─── Material shown

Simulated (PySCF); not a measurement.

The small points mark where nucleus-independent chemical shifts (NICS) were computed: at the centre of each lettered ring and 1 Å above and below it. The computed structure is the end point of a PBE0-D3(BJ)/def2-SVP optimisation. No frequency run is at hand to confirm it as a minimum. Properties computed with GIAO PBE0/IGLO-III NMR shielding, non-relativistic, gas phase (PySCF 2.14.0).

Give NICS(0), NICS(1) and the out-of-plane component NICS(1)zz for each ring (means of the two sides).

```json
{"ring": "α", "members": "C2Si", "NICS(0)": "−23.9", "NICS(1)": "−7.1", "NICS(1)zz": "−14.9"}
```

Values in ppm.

──────

→ Work request
All records shown above are to be given again verbatim.

→ Your solution
Simulated (PySCF); not a measurement.

The small points mark where nucleus-independent chemical shifts (NICS) were computed: at the centre of each lettered ring and 1 Å above and below it. The computed structure is the end point of a PBE0-D3(BJ)/def2-SVP optimisation. No frequency run is at hand to confirm it as a minimum. Properties computed with GIAO PBE0/IGLO-III NMR shielding, non-relativistic, gas phase (PySCF 2.14.0).

Give NICS(0), NICS(1) and the out-of-plane component NICS(1)zz for each ring (means of the two sides).

```json
{"ring": "α", "members": "C2Si", "NICS(0)": "−23.9", "NICS(1)": "−7.1", "NICS(1)zz": "−14.9"}
```

Values in ppm.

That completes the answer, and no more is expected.